╭──

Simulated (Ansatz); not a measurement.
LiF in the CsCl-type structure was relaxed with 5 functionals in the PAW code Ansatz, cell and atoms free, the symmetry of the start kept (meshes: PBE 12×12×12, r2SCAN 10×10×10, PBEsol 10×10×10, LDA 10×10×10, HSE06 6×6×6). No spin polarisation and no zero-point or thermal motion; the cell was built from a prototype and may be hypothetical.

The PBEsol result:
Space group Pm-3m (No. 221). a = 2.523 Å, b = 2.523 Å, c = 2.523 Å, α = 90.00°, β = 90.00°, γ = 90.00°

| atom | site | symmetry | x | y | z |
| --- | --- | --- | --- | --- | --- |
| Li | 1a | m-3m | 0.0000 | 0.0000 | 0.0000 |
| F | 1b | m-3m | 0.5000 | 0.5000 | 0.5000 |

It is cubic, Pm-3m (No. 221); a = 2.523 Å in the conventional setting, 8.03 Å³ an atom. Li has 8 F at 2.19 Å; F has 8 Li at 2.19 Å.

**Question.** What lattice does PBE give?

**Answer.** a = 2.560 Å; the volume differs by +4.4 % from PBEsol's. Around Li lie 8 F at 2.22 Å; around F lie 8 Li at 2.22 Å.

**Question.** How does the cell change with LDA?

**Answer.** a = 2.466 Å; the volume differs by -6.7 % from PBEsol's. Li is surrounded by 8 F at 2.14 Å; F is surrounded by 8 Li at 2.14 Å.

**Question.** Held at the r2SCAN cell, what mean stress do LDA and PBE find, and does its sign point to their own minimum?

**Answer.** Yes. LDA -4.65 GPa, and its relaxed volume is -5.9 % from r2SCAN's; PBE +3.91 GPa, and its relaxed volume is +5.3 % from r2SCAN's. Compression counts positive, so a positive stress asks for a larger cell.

╰──

**WORK REQUEST**
Beginning at the line with "LiF in the CsCl-type" and ending at the line with "their own minimum?", reproduce each line of the data above exactly, and add no other lines.

**REPLY**
LiF in the CsCl-type structure was relaxed with 5 functionals in the PAW code Ansatz, cell and atoms free, the symmetry of the start kept (meshes: PBE 12×12×12, r2SCAN 10×10×10, PBEsol 10×10×10, LDA 10×10×10, HSE06 6×6×6). No spin polarisation and no zero-point or thermal motion; the cell was built from a prototype and may be hypothetical.

The PBEsol result:
Space group Pm-3m (No. 221). a = 2.523 Å, b = 2.523 Å, c = 2.523 Å, α = 90.00°, β = 90.00°, γ = 90.00°

| atom | site | symmetry | x | y | z |
| --- | --- | --- | --- | --- | --- |
| Li | 1a | m-3m | 0.0000 | 0.0000 | 0.0000 |
| F | 1b | m-3m | 0.5000 | 0.5000 | 0.5000 |

It is cubic, Pm-3m (No. 221); a = 2.523 Å in the conventional setting, 8.03 Å³ an atom. Li has 8 F at 2.19 Å; F has 8 Li at 2.19 Å.

**Question.** What lattice does PBE give?

**Answer.** a = 2.560 Å; the volume differs by +4.4 % from PBEsol's. Around Li lie 8 F at 2.22 Å; around F lie 8 Li at 2.22 Å.

**Question.** How does the cell change with LDA?

**Answer.** a = 2.466 Å; the volume differs by -6.7 % from PBEsol's. Li is surrounded by 8 F at 2.14 Å; F is surrounded by 8 Li at 2.14 Å.

**Question.** Held at the r2SCAN cell, what mean stress do LDA and PBE find, and does its sign point to their own minimum?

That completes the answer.